• REQUIRED ACTION:
Write out, word for word, only the data from its first line to the line containing "Potentials or basis: VASP".

• GIVEN DATA:
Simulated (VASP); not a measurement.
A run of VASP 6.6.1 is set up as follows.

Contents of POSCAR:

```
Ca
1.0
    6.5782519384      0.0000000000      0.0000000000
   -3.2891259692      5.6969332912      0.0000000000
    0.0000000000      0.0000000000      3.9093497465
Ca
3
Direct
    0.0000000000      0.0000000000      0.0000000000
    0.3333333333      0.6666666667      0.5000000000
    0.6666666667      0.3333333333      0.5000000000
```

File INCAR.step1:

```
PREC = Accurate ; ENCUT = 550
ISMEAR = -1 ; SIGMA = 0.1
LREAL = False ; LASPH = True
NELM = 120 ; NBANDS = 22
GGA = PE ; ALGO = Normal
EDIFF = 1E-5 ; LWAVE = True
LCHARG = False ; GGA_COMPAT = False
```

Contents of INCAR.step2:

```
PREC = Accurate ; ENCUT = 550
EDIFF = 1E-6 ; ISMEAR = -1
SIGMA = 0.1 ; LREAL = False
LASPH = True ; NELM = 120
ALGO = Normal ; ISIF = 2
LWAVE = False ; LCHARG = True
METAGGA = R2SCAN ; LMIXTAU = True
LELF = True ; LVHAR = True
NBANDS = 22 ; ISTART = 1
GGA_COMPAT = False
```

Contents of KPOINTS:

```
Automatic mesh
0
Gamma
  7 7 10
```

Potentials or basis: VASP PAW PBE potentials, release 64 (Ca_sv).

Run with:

• YOUR RESPONSE:
Simulated (VASP); not a measurement.
A run of VASP 6.6.1 is set up as follows.

Contents of POSCAR:

```
Ca
1.0
    6.5782519384      0.0000000000      0.0000000000
   -3.2891259692      5.6969332912      0.0000000000
    0.0000000000      0.0000000000      3.9093497465
Ca
3
Direct
    0.0000000000      0.0000000000      0.0000000000
    0.3333333333      0.6666666667      0.5000000000
    0.6666666667      0.3333333333      0.5000000000
```

File INCAR.step1:

```
PREC = Accurate ; ENCUT = 550
ISMEAR = -1 ; SIGMA = 0.1
LREAL = False ; LASPH = True
NELM = 120 ; NBANDS = 22
GGA = PE ; ALGO = Normal
EDIFF = 1E-5 ; LWAVE = True
LCHARG = False ; GGA_COMPAT = False
```

Contents of INCAR.step2:

```
PREC = Accurate ; ENCUT = 550
EDIFF = 1E-6 ; ISMEAR = -1
SIGMA = 0.1 ; LREAL = False
LASPH = True ; NELM = 120
ALGO = Normal ; ISIF = 2
LWAVE = False ; LCHARG = True
METAGGA = R2SCAN ; LMIXTAU = True
LELF = True ; LVHAR = True
NBANDS = 22 ; ISTART = 1
GGA_COMPAT = False
```

Contents of KPOINTS:

```
Automatic mesh
0
Gamma
  7 7 10
```

Potentials or basis: VASP PAW PBE potentials, release 64 (Ca_sv).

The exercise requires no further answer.